= = = = = = =

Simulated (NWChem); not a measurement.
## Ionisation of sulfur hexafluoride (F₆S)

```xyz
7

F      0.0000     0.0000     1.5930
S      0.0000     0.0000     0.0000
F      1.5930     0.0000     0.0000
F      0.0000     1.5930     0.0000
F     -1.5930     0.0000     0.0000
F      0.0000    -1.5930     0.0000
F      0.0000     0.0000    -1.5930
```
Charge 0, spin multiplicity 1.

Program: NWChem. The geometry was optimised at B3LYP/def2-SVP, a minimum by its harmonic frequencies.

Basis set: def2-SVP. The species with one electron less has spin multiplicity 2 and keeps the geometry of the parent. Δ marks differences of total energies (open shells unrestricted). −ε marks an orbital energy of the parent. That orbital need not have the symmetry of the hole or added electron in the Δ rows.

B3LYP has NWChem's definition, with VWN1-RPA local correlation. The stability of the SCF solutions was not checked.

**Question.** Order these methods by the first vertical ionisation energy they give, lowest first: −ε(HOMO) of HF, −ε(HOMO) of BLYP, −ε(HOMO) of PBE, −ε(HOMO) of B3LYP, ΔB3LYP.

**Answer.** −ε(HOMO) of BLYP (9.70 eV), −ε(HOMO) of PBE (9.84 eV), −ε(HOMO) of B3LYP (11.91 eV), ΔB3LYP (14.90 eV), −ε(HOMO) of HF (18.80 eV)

= = = = = = =

The reply should consist solely of the lines above from the one that has "## Ionisation of sulfur hexafluoride (F₆S)" through the one that has "Program: NWChem. The", reproduced exactly.

## Ionisation of sulfur hexafluoride (F₆S)

```xyz
7

F      0.0000     0.0000     1.5930
S      0.0000     0.0000     0.0000
F      1.5930     0.0000     0.0000
F      0.0000     1.5930     0.0000
F     -1.5930     0.0000     0.0000
F      0.0000    -1.5930     0.0000
F      0.0000     0.0000    -1.5930
```
Charge 0, spin multiplicity 1.

Program: NWChem. The geometry was optimised at B3LYP/def2-SVP, a minimum by its harmonic frequencies.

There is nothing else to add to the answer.